Assignment =>
A complete, exact copy of the records is needed here.

The data =>
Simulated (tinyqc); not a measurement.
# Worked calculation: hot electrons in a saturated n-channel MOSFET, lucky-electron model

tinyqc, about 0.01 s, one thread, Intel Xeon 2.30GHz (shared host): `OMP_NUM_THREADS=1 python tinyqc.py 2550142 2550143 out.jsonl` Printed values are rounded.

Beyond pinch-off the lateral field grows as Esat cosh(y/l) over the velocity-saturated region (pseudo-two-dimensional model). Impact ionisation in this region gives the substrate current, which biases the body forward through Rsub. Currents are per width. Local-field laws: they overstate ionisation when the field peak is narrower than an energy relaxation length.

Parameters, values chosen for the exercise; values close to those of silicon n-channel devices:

Task answer =>
Simulated (tinyqc); not a measurement.
# Worked calculation: hot electrons in a saturated n-channel MOSFET, lucky-electron model

tinyqc, about 0.01 s, one thread, Intel Xeon 2.30GHz (shared host): `OMP_NUM_THREADS=1 python tinyqc.py 2550142 2550143 out.jsonl` Printed values are rounded.

Beyond pinch-off the lateral field grows as Esat cosh(y/l) over the velocity-saturated region (pseudo-two-dimensional model). Impact ionisation in this region gives the substrate current, which biases the body forward through Rsub. Currents are per width. Local-field laws: they overstate ionisation when the field peak is narrower than an energy relaxation length.

Parameters, values chosen for the exercise; values close to those of silicon n-channel devices:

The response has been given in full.